Extracted material below:
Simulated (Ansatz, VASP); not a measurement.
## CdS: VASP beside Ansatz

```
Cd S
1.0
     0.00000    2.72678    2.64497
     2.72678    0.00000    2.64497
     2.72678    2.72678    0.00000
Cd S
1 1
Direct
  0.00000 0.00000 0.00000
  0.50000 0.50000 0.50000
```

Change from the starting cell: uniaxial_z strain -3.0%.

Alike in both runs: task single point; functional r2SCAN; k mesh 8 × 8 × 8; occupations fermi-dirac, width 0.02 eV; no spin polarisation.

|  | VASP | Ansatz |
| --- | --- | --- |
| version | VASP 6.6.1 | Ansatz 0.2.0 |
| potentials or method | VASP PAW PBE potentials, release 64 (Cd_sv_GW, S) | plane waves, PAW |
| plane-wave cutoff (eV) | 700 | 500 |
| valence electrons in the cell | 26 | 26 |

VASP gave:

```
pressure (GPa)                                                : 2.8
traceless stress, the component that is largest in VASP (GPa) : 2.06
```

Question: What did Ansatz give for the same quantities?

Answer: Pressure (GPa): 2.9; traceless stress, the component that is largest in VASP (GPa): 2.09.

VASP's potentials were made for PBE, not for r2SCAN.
End of Extracted material.

● **Work task**
Your answer must consist solely of the lines from the top of the entries above through the line containing "Question: What did", copied exactly, both ends included.

● **Worked solution**
Simulated (Ansatz, VASP); not a measurement.
## CdS: VASP beside Ansatz

```
Cd S
1.0
     0.00000    2.72678    2.64497
     2.72678    0.00000    2.64497
     2.72678    2.72678    0.00000
Cd S
1 1
Direct
  0.00000 0.00000 0.00000
  0.50000 0.50000 0.50000
```

Change from the starting cell: uniaxial_z strain -3.0%.

Alike in both runs: task single point; functional r2SCAN; k mesh 8 × 8 × 8; occupations fermi-dirac, width 0.02 eV; no spin polarisation.

|  | VASP | Ansatz |
| --- | --- | --- |
| version | VASP 6.6.1 | Ansatz 0.2.0 |
| potentials or method | VASP PAW PBE potentials, release 64 (Cd_sv_GW, S) | plane waves, PAW |
| plane-wave cutoff (eV) | 700 | 500 |
| valence electrons in the cell | 26 | 26 |

VASP gave:

```
pressure (GPa)                                                : 2.8
traceless stress, the component that is largest in VASP (GPa) : 2.06
```

Question: What did Ansatz give for the same quantities?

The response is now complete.